■ **MATERIAL PROVIDED**
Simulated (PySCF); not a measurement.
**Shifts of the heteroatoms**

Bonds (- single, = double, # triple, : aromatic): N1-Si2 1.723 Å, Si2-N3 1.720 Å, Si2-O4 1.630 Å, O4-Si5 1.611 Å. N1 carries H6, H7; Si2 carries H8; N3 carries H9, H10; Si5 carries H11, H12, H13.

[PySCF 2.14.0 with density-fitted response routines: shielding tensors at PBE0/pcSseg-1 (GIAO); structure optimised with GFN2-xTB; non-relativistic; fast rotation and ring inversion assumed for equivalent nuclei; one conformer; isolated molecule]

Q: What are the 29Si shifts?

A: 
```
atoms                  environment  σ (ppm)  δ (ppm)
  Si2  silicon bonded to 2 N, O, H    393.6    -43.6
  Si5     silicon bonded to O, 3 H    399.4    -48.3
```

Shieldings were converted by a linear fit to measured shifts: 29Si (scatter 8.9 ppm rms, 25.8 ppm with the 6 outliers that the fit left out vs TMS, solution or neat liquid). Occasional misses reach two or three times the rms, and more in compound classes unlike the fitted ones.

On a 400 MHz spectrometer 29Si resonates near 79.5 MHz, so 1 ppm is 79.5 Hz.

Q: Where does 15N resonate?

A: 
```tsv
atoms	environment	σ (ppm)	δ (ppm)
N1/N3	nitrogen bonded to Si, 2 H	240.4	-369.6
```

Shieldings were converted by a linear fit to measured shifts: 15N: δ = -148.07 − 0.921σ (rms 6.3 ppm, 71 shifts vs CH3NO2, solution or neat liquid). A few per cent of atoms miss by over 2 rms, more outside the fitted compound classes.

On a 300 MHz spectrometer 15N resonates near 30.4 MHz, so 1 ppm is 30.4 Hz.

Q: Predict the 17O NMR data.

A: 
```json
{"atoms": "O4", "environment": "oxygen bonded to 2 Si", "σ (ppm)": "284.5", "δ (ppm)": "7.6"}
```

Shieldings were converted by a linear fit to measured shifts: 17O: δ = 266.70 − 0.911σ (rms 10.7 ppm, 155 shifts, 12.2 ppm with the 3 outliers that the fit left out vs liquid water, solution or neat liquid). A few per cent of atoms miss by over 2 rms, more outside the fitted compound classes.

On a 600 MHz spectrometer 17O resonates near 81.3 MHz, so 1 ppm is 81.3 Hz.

■ **EXERCISE**
What is wanted is every line from the first line of the entries through the line that contains "Bonds (- single, = double, #", given again exactly.

■ **WORKED SOLUTION**
Simulated (PySCF); not a measurement.
**Shifts of the heteroatoms**

Bonds (- single, = double, # triple, : aromatic): N1-Si2 1.723 Å, Si2-N3 1.720 Å, Si2-O4 1.630 Å, O4-Si5 1.611 Å. N1 carries H6, H7; Si2 carries H8; N3 carries H9, H10; Si5 carries H11, H12, H13.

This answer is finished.